• RECORD EXTRACTS:
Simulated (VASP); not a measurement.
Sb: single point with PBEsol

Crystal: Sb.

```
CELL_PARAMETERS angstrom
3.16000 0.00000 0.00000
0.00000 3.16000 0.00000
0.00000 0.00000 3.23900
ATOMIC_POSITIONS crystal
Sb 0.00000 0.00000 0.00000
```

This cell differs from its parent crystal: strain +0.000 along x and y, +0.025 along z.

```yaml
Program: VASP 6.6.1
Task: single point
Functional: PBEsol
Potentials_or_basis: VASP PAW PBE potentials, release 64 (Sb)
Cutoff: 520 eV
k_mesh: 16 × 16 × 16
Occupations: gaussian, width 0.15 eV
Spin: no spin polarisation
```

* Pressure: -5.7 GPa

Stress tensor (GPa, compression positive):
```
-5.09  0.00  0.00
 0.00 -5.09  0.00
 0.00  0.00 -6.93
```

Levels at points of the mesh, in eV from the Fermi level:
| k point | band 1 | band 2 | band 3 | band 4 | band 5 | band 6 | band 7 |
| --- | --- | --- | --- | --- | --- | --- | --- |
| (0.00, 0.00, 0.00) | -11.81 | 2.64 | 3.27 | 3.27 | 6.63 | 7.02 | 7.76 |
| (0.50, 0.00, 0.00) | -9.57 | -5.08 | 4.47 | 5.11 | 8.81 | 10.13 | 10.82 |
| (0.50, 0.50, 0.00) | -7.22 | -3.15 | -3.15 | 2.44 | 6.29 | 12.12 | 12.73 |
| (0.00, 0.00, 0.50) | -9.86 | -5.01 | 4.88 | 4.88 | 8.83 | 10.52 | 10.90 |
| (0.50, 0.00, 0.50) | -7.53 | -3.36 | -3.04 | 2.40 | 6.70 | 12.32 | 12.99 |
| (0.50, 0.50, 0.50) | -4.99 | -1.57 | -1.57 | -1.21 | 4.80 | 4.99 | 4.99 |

• ACTION ITEM:
From the first line of the data above to the line containing "12.12 | 12.73 |", repeat everything exactly and add nothing.

• TASK ANSWER:
Simulated (VASP); not a measurement.
Sb: single point with PBEsol

Crystal: Sb.

```
CELL_PARAMETERS angstrom
3.16000 0.00000 0.00000
0.00000 3.16000 0.00000
0.00000 0.00000 3.23900
ATOMIC_POSITIONS crystal
Sb 0.00000 0.00000 0.00000
```

This cell differs from its parent crystal: strain +0.000 along x and y, +0.025 along z.

```yaml
Program: VASP 6.6.1
Task: single point
Functional: PBEsol
Potentials_or_basis: VASP PAW PBE potentials, release 64 (Sb)
Cutoff: 520 eV
k_mesh: 16 × 16 × 16
Occupations: gaussian, width 0.15 eV
Spin: no spin polarisation
```

* Pressure: -5.7 GPa

Stress tensor (GPa, compression positive):
```
-5.09  0.00  0.00
 0.00 -5.09  0.00
 0.00  0.00 -6.93
```

Levels at points of the mesh, in eV from the Fermi level:
| k point | band 1 | band 2 | band 3 | band 4 | band 5 | band 6 | band 7 |
| --- | --- | --- | --- | --- | --- | --- | --- |
| (0.00, 0.00, 0.00) | -11.81 | 2.64 | 3.27 | 3.27 | 6.63 | 7.02 | 7.76 |
| (0.50, 0.00, 0.00) | -9.57 | -5.08 | 4.47 | 5.11 | 8.81 | 10.13 | 10.82 |
| (0.50, 0.50, 0.00) | -7.22 | -3.15 | -3.15 | 2.44 | 6.29 | 12.12 | 12.73 |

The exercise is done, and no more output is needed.